-- Listed records --
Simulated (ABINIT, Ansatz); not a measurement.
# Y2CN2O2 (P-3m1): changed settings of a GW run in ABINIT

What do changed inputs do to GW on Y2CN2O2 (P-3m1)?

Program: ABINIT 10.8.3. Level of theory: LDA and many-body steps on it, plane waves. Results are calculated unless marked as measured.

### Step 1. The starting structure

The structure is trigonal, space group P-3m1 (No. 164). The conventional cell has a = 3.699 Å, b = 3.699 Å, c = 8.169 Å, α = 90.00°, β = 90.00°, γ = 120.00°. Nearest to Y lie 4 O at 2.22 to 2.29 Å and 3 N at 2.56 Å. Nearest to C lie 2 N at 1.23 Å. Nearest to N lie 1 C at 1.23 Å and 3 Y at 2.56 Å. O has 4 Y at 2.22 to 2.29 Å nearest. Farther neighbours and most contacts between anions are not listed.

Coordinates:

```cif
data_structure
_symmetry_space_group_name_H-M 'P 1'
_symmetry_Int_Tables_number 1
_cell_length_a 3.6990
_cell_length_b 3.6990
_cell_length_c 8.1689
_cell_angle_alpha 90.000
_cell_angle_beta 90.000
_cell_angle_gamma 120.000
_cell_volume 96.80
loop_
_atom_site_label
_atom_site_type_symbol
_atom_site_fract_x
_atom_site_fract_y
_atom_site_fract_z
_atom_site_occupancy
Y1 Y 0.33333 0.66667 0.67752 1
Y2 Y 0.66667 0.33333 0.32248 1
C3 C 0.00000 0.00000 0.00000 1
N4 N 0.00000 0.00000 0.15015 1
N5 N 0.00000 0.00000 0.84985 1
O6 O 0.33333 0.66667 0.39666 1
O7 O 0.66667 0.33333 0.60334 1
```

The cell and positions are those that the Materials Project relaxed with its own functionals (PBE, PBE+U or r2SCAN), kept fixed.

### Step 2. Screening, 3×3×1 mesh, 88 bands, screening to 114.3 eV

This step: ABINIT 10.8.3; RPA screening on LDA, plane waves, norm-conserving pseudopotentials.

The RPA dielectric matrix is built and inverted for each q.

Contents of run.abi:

-- Exercise --
Only the lines from the beginning of the data above through the line containing "### Step 1. The starting structure" should be repeated, exactly as they appear.

-- Response area --
Simulated (ABINIT, Ansatz); not a measurement.
# Y2CN2O2 (P-3m1): changed settings of a GW run in ABINIT

What do changed inputs do to GW on Y2CN2O2 (P-3m1)?

Program: ABINIT 10.8.3. Level of theory: LDA and many-body steps on it, plane waves. Results are calculated unless marked as measured.

### Step 1. The starting structure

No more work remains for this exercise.